○ ○ ○
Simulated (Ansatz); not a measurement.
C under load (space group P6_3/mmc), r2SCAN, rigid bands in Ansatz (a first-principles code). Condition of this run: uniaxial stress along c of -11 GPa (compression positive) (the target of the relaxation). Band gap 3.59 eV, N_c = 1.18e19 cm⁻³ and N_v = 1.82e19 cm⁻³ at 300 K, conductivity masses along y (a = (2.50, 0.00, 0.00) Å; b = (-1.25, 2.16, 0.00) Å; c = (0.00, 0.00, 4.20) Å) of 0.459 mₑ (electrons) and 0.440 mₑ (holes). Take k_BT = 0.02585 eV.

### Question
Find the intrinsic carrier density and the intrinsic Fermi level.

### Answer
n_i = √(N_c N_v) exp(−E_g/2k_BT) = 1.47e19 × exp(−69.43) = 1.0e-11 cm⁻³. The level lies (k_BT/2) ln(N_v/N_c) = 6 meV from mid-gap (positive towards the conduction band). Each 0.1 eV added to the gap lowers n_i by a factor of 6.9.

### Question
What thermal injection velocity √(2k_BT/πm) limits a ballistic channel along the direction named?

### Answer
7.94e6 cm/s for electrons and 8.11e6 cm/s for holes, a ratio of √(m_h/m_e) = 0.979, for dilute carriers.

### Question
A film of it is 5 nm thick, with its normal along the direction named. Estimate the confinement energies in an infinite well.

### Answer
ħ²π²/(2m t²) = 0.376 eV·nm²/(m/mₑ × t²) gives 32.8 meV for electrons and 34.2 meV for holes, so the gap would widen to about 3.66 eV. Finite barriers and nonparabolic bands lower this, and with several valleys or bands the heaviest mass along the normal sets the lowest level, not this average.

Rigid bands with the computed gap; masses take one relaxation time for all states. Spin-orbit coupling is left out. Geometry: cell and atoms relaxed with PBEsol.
○ ○ ○

▸ **Work request**: Of the lines above, retype only those from the line containing "A film of it" through the line containing "ħ²π²/(2m t²) = 0.376", including both, exactly.

▸ **Exercise output**:
A film of it is 5 nm thick, with its normal along the direction named. Estimate the confinement energies in an infinite well.

### Answer
ħ²π²/(2m t²) = 0.376 eV·nm²/(m/mₑ × t²) gives 32.8 meV for electrons and 34.2 meV for holes, so the gap would widen to about 3.66 eV. Finite barriers and nonparabolic bands lower this, and with several valleys or bands the heaviest mass along the normal sets the lowest level, not this average.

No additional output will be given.